▶ Assignment:
Will you write out all the entries below exactly?

*** Opening of Dataset records ***

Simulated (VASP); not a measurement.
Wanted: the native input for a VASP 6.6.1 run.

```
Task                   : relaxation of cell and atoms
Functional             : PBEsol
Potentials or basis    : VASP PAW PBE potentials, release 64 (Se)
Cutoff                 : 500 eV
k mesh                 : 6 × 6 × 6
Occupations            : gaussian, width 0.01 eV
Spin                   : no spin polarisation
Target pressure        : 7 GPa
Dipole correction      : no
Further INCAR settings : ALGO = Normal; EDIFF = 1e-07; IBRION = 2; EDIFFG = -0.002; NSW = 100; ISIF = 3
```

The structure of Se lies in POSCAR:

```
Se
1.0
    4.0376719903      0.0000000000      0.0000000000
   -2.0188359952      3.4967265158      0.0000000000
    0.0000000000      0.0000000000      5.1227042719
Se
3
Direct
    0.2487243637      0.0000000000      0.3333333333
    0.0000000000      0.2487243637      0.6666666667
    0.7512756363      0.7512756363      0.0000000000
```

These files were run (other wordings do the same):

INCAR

*** Close of Dataset records ***

▶ Task output:
Simulated (VASP); not a measurement.
Wanted: the native input for a VASP 6.6.1 run.

```
Task                   : relaxation of cell and atoms
Functional             : PBEsol
Potentials or basis    : VASP PAW PBE potentials, release 64 (Se)
Cutoff                 : 500 eV
k mesh                 : 6 × 6 × 6
Occupations            : gaussian, width 0.01 eV
Spin                   : no spin polarisation
Target pressure        : 7 GPa
Dipole correction      : no
Further INCAR settings : ALGO = Normal; EDIFF = 1e-07; IBRION = 2; EDIFFG = -0.002; NSW = 100; ISIF = 3
```

The structure of Se lies in POSCAR:

```
Se
1.0
    4.0376719903      0.0000000000      0.0000000000
   -2.0188359952      3.4967265158      0.0000000000
    0.0000000000      0.0000000000      5.1227042719
Se
3
Direct
    0.2487243637      0.0000000000      0.3333333333
    0.0000000000      0.2487243637      0.6666666667
    0.7512756363      0.7512756363      0.0000000000
```

These files were run (other wordings do the same):

INCAR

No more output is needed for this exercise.